Data records -
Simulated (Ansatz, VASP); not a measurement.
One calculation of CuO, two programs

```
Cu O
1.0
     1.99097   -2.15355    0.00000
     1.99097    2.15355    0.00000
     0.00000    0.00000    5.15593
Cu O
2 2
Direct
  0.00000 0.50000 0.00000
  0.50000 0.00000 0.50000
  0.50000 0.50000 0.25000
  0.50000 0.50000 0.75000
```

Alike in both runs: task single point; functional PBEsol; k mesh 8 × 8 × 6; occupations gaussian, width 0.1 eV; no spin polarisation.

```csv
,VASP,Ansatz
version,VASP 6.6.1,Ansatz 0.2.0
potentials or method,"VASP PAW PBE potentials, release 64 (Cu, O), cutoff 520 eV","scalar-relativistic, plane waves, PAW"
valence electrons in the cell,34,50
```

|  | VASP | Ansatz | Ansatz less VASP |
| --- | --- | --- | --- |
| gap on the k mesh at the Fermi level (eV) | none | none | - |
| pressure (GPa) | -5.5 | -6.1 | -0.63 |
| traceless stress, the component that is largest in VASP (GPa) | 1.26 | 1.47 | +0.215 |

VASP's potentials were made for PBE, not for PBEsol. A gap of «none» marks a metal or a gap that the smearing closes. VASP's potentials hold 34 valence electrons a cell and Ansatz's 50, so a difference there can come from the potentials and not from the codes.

Brief - Would you set down every record again, exactly as it appears above?

Exercise result -
Simulated (Ansatz, VASP); not a measurement.
One calculation of CuO, two programs

```
Cu O
1.0
     1.99097   -2.15355    0.00000
     1.99097    2.15355    0.00000
     0.00000    0.00000    5.15593
Cu O
2 2
Direct
  0.00000 0.50000 0.00000
  0.50000 0.00000 0.50000
  0.50000 0.50000 0.25000
  0.50000 0.50000 0.75000
```

Alike in both runs: task single point; functional PBEsol; k mesh 8 × 8 × 6; occupations gaussian, width 0.1 eV; no spin polarisation.

```csv
,VASP,Ansatz
version,VASP 6.6.1,Ansatz 0.2.0
potentials or method,"VASP PAW PBE potentials, release 64 (Cu, O), cutoff 520 eV","scalar-relativistic, plane waves, PAW"
valence electrons in the cell,34,50
```

|  | VASP | Ansatz | Ansatz less VASP |
| --- | --- | --- | --- |
| gap on the k mesh at the Fermi level (eV) | none | none | - |
| pressure (GPa) | -5.5 | -6.1 | -0.63 |
| traceless stress, the component that is largest in VASP (GPa) | 1.26 | 1.47 | +0.215 |

VASP's potentials were made for PBE, not for PBEsol. A gap of «none» marks a metal or a gap that the smearing closes. VASP's potentials hold 34 valence electrons a cell and Ansatz's 50, so a difference there can come from the potentials and not from the codes.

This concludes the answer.